◆ ENTRIES SUPPLIED
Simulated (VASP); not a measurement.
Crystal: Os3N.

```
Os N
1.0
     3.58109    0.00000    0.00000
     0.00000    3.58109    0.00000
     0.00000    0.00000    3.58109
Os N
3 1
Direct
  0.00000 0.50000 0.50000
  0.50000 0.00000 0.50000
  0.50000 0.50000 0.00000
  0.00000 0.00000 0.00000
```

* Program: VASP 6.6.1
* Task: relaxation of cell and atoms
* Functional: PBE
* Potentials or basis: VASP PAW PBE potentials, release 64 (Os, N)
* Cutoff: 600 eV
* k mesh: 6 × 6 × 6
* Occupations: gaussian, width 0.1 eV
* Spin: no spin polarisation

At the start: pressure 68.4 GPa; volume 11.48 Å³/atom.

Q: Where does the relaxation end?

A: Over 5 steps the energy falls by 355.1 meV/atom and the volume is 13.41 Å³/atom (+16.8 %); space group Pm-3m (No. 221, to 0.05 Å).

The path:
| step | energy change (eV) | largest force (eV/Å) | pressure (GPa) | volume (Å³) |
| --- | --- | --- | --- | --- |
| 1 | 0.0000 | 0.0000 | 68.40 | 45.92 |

◆ WORK TASK
Copy exactly the stretch of data above from the line with "cell and atoms" through the line with "Q: Where does the relaxation end?", and omit all other lines.

◆ EXERCISE RESULT
* Task: relaxation of cell and atoms
* Functional: PBE
* Potentials or basis: VASP PAW PBE potentials, release 64 (Os, N)
* Cutoff: 600 eV
* k mesh: 6 × 6 × 6
* Occupations: gaussian, width 0.1 eV
* Spin: no spin polarisation

At the start: pressure 68.4 GPa; volume 11.48 Å³/atom.

Q: Where does the relaxation end?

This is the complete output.